**Assignment**:
Look below for the lines from the one with "# Substituent effects on chemical shifts" to the one with "ppm with propynyl.", and copy exactly those lines, both ends included.

Dataset excerpts section start
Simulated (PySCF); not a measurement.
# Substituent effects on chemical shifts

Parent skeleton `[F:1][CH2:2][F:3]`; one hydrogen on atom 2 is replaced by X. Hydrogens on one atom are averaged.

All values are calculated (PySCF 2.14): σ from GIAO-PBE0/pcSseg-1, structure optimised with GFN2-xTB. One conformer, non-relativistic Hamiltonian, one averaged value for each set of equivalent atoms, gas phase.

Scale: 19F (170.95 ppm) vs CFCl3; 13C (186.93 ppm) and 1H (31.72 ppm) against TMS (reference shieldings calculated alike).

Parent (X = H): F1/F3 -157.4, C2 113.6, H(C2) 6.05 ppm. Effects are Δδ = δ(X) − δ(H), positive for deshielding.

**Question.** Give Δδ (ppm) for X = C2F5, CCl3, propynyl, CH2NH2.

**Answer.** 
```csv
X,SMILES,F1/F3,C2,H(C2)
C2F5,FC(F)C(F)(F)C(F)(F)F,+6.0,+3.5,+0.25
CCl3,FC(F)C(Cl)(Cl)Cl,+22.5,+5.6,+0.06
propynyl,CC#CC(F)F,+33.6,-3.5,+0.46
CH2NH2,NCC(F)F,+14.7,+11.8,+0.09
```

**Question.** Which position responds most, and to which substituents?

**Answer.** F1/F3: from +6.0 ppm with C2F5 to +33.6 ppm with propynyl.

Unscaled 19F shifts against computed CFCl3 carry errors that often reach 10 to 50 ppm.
Dataset excerpts section end

**Exercise answer**:
# Substituent effects on chemical shifts

Parent skeleton `[F:1][CH2:2][F:3]`; one hydrogen on atom 2 is replaced by X. Hydrogens on one atom are averaged.

All values are calculated (PySCF 2.14): σ from GIAO-PBE0/pcSseg-1, structure optimised with GFN2-xTB. One conformer, non-relativistic Hamiltonian, one averaged value for each set of equivalent atoms, gas phase.

Scale: 19F (170.95 ppm) vs CFCl3; 13C (186.93 ppm) and 1H (31.72 ppm) against TMS (reference shieldings calculated alike).

Parent (X = H): F1/F3 -157.4, C2 113.6, H(C2) 6.05 ppm. Effects are Δδ = δ(X) − δ(H), positive for deshielding.

**Question.** Give Δδ (ppm) for X = C2F5, CCl3, propynyl, CH2NH2.

**Answer.** 
```csv
X,SMILES,F1/F3,C2,H(C2)
C2F5,FC(F)C(F)(F)C(F)(F)F,+6.0,+3.5,+0.25
CCl3,FC(F)C(Cl)(Cl)Cl,+22.5,+5.6,+0.06
propynyl,CC#CC(F)F,+33.6,-3.5,+0.46
CH2NH2,NCC(F)F,+14.7,+11.8,+0.09
```

**Question.** Which position responds most, and to which substituents?

**Answer.** F1/F3: from +6.0 ppm with C2F5 to +33.6 ppm with propynyl.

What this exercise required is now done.